### Requirement
Type each record below again, with the same words.

###

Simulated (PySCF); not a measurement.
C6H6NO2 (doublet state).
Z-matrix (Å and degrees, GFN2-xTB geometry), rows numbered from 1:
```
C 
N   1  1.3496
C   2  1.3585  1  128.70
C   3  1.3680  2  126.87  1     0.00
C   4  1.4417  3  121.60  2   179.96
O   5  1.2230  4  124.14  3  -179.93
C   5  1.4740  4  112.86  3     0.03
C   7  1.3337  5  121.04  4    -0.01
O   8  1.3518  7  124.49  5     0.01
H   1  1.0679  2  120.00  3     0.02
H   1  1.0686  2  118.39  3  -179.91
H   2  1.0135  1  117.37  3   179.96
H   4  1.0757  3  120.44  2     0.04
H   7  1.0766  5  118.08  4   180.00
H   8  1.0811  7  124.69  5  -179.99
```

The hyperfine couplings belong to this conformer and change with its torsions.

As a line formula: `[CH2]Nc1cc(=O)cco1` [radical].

###

### Written solution
Simulated (PySCF); not a measurement.
C6H6NO2 (doublet state).
Z-matrix (Å and degrees, GFN2-xTB geometry), rows numbered from 1:
```
C 
N   1  1.3496
C   2  1.3585  1  128.70
C   3  1.3680  2  126.87  1     0.00
C   4  1.4417  3  121.60  2   179.96
O   5  1.2230  4  124.14  3  -179.93
C   5  1.4740  4  112.86  3     0.03
C   7  1.3337  5  121.04  4    -0.01
O   8  1.3518  7  124.49  5     0.01
H   1  1.0679  2  120.00  3     0.02
H   1  1.0686  2  118.39  3  -179.91
H   2  1.0135  1  117.37  3   179.96
H   4  1.0757  3  120.44  2     0.04
H   7  1.0766  5  118.08  4   180.00
H   8  1.0811  7  124.69  5  -179.99
```

The hyperfine couplings belong to this conformer and change with its torsions.

As a line formula: `[CH2]Nc1cc(=O)cco1` [radical].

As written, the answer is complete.